####################

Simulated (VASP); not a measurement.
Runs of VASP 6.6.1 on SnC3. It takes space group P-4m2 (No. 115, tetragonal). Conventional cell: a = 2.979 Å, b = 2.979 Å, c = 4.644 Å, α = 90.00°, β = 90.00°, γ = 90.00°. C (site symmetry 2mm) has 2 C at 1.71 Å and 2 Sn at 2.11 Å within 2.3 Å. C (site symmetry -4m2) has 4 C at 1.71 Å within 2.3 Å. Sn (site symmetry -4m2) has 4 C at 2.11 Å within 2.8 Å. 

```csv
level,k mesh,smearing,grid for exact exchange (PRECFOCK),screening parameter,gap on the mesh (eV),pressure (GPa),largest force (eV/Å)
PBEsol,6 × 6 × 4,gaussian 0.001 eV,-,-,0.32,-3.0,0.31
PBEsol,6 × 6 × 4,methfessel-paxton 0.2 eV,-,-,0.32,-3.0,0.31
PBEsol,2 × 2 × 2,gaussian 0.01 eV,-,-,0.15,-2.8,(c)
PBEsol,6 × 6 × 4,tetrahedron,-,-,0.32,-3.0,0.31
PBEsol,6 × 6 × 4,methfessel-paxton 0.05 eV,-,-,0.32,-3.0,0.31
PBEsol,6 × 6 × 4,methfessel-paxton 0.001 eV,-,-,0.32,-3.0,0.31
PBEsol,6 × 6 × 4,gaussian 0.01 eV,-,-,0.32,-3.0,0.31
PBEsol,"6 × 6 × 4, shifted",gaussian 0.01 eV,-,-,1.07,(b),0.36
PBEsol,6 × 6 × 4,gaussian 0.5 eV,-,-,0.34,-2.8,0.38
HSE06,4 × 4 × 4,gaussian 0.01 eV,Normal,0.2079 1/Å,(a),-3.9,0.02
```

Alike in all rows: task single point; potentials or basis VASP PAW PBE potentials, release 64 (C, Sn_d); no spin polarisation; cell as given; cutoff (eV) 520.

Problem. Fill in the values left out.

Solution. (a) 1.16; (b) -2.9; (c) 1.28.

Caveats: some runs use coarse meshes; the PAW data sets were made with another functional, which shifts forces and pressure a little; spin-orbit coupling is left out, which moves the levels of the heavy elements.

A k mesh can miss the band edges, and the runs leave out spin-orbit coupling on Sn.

####################

### Work instruction
In the entries above, find the line holding "Problem. Fill in the values left out." and the line holding "Caveats: some runs", then retype exactly those two lines and every line between them, and nothing else.

### Response area
Problem. Fill in the values left out.

Solution. (a) 1.16; (b) -2.9; (c) 1.28.

Caveats: some runs use coarse meshes; the PAW data sets were made with another functional, which shifts forces and pressure a little; spin-orbit coupling is left out, which moves the levels of the heavy elements.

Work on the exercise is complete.